Assignment
Each record has to be repeated exactly as given.

▬▬▬

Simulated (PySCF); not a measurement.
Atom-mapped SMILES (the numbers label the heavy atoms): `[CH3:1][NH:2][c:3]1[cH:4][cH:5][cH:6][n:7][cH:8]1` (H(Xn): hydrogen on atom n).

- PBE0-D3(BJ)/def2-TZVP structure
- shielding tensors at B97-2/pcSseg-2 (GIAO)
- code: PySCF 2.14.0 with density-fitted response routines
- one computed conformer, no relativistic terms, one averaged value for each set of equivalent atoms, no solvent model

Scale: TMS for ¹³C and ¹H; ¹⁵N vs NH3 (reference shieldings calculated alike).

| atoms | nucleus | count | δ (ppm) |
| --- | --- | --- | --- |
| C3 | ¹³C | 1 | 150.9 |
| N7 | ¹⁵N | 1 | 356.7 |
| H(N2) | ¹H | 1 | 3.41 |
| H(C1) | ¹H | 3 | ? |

▬▬▬

Response
Simulated (PySCF); not a measurement.
Atom-mapped SMILES (the numbers label the heavy atoms): `[CH3:1][NH:2][c:3]1[cH:4][cH:5][cH:6][n:7][cH:8]1` (H(Xn): hydrogen on atom n).

- PBE0-D3(BJ)/def2-TZVP structure
- shielding tensors at B97-2/pcSseg-2 (GIAO)
- code: PySCF 2.14.0 with density-fitted response routines
- one computed conformer, no relativistic terms, one averaged value for each set of equivalent atoms, no solvent model

Scale: TMS for ¹³C and ¹H; ¹⁵N vs NH3 (reference shieldings calculated alike).

| atoms | nucleus | count | δ (ppm) |
| --- | --- | --- | --- |
| C3 | ¹³C | 1 | 150.9 |
| N7 | ¹⁵N | 1 | 356.7 |
| H(N2) | ¹H | 1 | 3.41 |
| H(C1) | ¹H | 3 | ? |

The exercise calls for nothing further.